• [Exercise]:
Please output the data below exactly as given, starting at its first line and stopping after the line that contains "Computed by Dirac-Coulomb-Breit".

• [Stored data]:
+ + +

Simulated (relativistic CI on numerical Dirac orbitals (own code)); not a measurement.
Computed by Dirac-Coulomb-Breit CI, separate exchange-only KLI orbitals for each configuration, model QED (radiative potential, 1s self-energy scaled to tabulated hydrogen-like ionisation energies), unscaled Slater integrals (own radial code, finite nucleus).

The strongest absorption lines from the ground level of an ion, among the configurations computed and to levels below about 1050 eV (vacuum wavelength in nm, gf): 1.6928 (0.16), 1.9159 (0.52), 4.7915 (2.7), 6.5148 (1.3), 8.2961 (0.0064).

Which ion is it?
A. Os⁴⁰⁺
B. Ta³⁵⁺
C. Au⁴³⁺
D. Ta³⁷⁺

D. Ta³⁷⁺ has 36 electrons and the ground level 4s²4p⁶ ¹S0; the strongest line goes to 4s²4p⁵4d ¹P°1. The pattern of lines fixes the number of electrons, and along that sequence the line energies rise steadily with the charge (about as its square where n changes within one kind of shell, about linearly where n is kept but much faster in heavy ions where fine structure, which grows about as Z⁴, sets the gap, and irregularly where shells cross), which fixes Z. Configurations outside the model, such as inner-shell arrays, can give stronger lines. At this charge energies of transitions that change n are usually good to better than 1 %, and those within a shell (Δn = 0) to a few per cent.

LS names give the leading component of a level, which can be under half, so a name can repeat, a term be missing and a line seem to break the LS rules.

+ + +

• [Exercise output]:
Simulated (relativistic CI on numerical Dirac orbitals (own code)); not a measurement.
Computed by Dirac-Coulomb-Breit CI, separate exchange-only KLI orbitals for each configuration, model QED (radiative potential, 1s self-energy scaled to tabulated hydrogen-like ionisation energies), unscaled Slater integrals (own radial code, finite nucleus).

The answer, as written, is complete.